(Provided material)

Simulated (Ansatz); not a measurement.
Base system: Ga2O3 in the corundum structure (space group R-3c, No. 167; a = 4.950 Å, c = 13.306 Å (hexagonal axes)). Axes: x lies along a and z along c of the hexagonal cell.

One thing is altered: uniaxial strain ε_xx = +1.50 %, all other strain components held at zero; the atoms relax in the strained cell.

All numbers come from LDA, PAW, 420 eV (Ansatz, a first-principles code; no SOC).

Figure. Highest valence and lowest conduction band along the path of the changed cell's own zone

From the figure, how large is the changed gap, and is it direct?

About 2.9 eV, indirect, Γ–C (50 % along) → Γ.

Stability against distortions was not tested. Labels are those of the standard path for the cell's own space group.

(End Provided material)

Activity
Your answer should be the lines above, from the line containing "All numbers come" up to and including the line containing "About 2.9 eV, indirect, Γ–C (50 % along) → Γ.", reproduced exactly and with nothing else.

Exercise answer
All numbers come from LDA, PAW, 420 eV (Ansatz, a first-principles code; no SOC).

Figure. Highest valence and lowest conduction band along the path of the changed cell's own zone

From the figure, how large is the changed gap, and is it direct?

About 2.9 eV, indirect, Γ–C (50 % along) → Γ.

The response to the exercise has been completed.